+++
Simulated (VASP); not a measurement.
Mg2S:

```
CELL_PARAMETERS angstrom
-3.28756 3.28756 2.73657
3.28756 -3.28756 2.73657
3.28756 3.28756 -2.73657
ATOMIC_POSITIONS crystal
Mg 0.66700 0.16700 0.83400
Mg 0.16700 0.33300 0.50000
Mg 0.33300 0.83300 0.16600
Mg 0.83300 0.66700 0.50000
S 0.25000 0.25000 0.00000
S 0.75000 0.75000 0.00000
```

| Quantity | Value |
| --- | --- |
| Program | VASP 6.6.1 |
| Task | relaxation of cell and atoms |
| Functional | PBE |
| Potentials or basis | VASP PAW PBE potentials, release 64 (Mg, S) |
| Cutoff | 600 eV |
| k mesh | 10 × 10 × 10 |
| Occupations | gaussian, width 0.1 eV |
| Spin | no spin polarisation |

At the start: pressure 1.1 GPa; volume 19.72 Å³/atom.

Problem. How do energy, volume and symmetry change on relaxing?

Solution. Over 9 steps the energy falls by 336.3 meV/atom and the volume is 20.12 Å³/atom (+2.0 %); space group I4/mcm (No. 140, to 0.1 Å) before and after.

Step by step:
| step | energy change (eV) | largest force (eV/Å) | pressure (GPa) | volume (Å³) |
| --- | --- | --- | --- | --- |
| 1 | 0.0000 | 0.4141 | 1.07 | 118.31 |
+++

## [Task item]
All the lines above need to be retyped exactly, with nothing left out.

## [Response]
Simulated (VASP); not a measurement.
Mg2S:

```
CELL_PARAMETERS angstrom
-3.28756 3.28756 2.73657
3.28756 -3.28756 2.73657
3.28756 3.28756 -2.73657
ATOMIC_POSITIONS crystal
Mg 0.66700 0.16700 0.83400
Mg 0.16700 0.33300 0.50000
Mg 0.33300 0.83300 0.16600
Mg 0.83300 0.66700 0.50000
S 0.25000 0.25000 0.00000
S 0.75000 0.75000 0.00000
```

| Quantity | Value |
| --- | --- |
| Program | VASP 6.6.1 |
| Task | relaxation of cell and atoms |
| Functional | PBE |
| Potentials or basis | VASP PAW PBE potentials, release 64 (Mg, S) |
| Cutoff | 600 eV |
| k mesh | 10 × 10 × 10 |
| Occupations | gaussian, width 0.1 eV |
| Spin | no spin polarisation |

At the start: pressure 1.1 GPa; volume 19.72 Å³/atom.

Problem. How do energy, volume and symmetry change on relaxing?

Solution. Over 9 steps the energy falls by 336.3 meV/atom and the volume is 20.12 Å³/atom (+2.0 %); space group I4/mcm (No. 140, to 0.1 Å) before and after.

Step by step:
| step | energy change (eV) | largest force (eV/Å) | pressure (GPa) | volume (Å³) |
| --- | --- | --- | --- | --- |
| 1 | 0.0000 | 0.4141 | 1.07 | 118.31 |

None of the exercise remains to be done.